• Records supplied:
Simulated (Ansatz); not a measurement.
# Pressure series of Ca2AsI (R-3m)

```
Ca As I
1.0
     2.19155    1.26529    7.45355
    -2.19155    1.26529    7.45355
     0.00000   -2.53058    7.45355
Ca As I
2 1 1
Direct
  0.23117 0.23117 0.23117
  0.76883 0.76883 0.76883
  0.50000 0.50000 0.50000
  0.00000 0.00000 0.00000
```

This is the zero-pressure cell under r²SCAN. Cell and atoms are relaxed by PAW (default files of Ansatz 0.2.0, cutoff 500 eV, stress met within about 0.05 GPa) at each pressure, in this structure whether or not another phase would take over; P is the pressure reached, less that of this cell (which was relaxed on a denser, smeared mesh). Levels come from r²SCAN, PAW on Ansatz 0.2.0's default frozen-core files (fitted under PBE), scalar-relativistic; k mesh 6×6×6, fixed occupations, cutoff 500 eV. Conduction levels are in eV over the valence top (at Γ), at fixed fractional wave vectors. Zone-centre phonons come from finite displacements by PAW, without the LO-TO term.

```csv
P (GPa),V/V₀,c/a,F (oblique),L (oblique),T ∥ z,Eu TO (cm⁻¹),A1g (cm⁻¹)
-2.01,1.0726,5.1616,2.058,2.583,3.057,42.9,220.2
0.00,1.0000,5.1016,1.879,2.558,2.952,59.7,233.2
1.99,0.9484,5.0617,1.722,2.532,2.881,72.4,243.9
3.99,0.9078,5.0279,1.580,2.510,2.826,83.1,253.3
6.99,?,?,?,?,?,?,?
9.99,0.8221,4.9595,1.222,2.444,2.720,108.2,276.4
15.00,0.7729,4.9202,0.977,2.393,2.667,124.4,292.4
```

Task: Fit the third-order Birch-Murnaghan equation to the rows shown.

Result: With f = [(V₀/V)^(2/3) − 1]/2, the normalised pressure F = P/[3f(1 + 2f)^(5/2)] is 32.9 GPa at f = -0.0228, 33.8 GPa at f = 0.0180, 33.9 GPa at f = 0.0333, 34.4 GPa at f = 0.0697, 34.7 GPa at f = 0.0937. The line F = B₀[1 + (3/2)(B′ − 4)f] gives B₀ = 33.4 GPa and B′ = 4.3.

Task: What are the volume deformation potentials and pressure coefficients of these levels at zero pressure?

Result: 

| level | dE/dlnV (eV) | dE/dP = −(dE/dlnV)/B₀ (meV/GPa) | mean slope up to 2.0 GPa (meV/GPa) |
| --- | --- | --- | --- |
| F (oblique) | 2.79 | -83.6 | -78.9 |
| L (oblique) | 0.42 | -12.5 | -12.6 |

• Work task:
Beginning at the top of the records above, transcribe each line exactly up to and including the line that holds "Task: Fit the".

• Task solution:
Simulated (Ansatz); not a measurement.
# Pressure series of Ca2AsI (R-3m)

```
Ca As I
1.0
     2.19155    1.26529    7.45355
    -2.19155    1.26529    7.45355
     0.00000   -2.53058    7.45355
Ca As I
2 1 1
Direct
  0.23117 0.23117 0.23117
  0.76883 0.76883 0.76883
  0.50000 0.50000 0.50000
  0.00000 0.00000 0.00000
```

This is the zero-pressure cell under r²SCAN. Cell and atoms are relaxed by PAW (default files of Ansatz 0.2.0, cutoff 500 eV, stress met within about 0.05 GPa) at each pressure, in this structure whether or not another phase would take over; P is the pressure reached, less that of this cell (which was relaxed on a denser, smeared mesh). Levels come from r²SCAN, PAW on Ansatz 0.2.0's default frozen-core files (fitted under PBE), scalar-relativistic; k mesh 6×6×6, fixed occupations, cutoff 500 eV. Conduction levels are in eV over the valence top (at Γ), at fixed fractional wave vectors. Zone-centre phonons come from finite displacements by PAW, without the LO-TO term.

```csv
P (GPa),V/V₀,c/a,F (oblique),L (oblique),T ∥ z,Eu TO (cm⁻¹),A1g (cm⁻¹)
-2.01,1.0726,5.1616,2.058,2.583,3.057,42.9,220.2
0.00,1.0000,5.1016,1.879,2.558,2.952,59.7,233.2
1.99,0.9484,5.0617,1.722,2.532,2.881,72.4,243.9
3.99,0.9078,5.0279,1.580,2.510,2.826,83.1,253.3
6.99,?,?,?,?,?,?,?
9.99,0.8221,4.9595,1.222,2.444,2.720,108.2,276.4
15.00,0.7729,4.9202,0.977,2.393,2.667,124.4,292.4
```

Task: Fit the third-order Birch-Murnaghan equation to the rows shown.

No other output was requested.